########################################
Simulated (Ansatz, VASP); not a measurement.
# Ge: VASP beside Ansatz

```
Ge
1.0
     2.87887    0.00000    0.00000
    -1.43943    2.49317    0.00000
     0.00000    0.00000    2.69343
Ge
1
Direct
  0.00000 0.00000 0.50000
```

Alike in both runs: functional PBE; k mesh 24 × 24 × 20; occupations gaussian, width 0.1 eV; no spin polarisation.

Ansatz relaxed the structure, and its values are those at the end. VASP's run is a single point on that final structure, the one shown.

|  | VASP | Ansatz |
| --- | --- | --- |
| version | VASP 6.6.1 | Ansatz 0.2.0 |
########################################

▶ [Exercise]:
Your reply should consist of all the records, restated exactly.

▶ [Exercise result]:
Simulated (Ansatz, VASP); not a measurement.
# Ge: VASP beside Ansatz

```
Ge
1.0
     2.87887    0.00000    0.00000
    -1.43943    2.49317    0.00000
     0.00000    0.00000    2.69343
Ge
1
Direct
  0.00000 0.00000 0.50000
```

Alike in both runs: functional PBE; k mesh 24 × 24 × 20; occupations gaussian, width 0.1 eV; no spin polarisation.

Ansatz relaxed the structure, and its values are those at the end. VASP's run is a single point on that final structure, the one shown.

|  | VASP | Ansatz |
| --- | --- | --- |
| version | VASP 6.6.1 | Ansatz 0.2.0 |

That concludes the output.